▸ **Requirement**:
Once the line containing "(a) 8.3; (b) -1.6." has been copied, stop; copy every line before it exactly, beginning with the first line of the material below.

++++++++++

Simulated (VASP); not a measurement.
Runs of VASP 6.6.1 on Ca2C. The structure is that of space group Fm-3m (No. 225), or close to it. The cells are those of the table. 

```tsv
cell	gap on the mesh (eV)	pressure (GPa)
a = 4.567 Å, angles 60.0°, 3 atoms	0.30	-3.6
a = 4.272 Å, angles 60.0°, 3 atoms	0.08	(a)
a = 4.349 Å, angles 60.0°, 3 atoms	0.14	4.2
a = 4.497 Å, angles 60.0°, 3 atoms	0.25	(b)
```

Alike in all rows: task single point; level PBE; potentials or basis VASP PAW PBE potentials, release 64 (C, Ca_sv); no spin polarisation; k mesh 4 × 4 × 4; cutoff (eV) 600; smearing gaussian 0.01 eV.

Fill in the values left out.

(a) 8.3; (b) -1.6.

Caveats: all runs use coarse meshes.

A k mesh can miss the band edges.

++++++++++

▸ **Answer space**:
Simulated (VASP); not a measurement.
Runs of VASP 6.6.1 on Ca2C. The structure is that of space group Fm-3m (No. 225), or close to it. The cells are those of the table. 

```tsv
cell	gap on the mesh (eV)	pressure (GPa)
a = 4.567 Å, angles 60.0°, 3 atoms	0.30	-3.6
a = 4.272 Å, angles 60.0°, 3 atoms	0.08	(a)
a = 4.349 Å, angles 60.0°, 3 atoms	0.14	4.2
a = 4.497 Å, angles 60.0°, 3 atoms	0.25	(b)
```

Alike in all rows: task single point; level PBE; potentials or basis VASP PAW PBE potentials, release 64 (C, Ca_sv); no spin polarisation; k mesh 4 × 4 × 4; cutoff (eV) 600; smearing gaussian 0.01 eV.

Fill in the values left out.

(a) 8.3; (b) -1.6.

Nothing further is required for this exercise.